## [Brief]
Could each entry be returned exactly as it appears?

## [Given records]
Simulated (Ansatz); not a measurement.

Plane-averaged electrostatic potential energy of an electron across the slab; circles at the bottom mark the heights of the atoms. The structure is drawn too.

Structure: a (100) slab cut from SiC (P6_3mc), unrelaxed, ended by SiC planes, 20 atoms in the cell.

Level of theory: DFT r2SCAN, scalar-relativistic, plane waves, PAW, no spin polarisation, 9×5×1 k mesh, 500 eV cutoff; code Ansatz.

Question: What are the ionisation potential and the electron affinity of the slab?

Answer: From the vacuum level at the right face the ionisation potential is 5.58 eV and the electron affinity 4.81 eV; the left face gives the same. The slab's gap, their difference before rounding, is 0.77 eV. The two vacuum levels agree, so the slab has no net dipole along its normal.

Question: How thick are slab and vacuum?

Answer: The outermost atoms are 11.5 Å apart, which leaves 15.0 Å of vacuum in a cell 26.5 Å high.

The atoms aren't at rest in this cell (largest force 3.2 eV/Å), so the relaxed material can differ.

## [Task output]
Simulated (Ansatz); not a measurement.

Plane-averaged electrostatic potential energy of an electron across the slab; circles at the bottom mark the heights of the atoms. The structure is drawn too.

Structure: a (100) slab cut from SiC (P6_3mc), unrelaxed, ended by SiC planes, 20 atoms in the cell.

Level of theory: DFT r2SCAN, scalar-relativistic, plane waves, PAW, no spin polarisation, 9×5×1 k mesh, 500 eV cutoff; code Ansatz.

Question: What are the ionisation potential and the electron affinity of the slab?

Answer: From the vacuum level at the right face the ionisation potential is 5.58 eV and the electron affinity 4.81 eV; the left face gives the same. The slab's gap, their difference before rounding, is 0.77 eV. The two vacuum levels agree, so the slab has no net dipole along its normal.

Question: How thick are slab and vacuum?

Answer: The outermost atoms are 11.5 Å apart, which leaves 15.0 Å of vacuum in a cell 26.5 Å high.

The atoms aren't at rest in this cell (largest force 3.2 eV/Å), so the relaxed material can differ.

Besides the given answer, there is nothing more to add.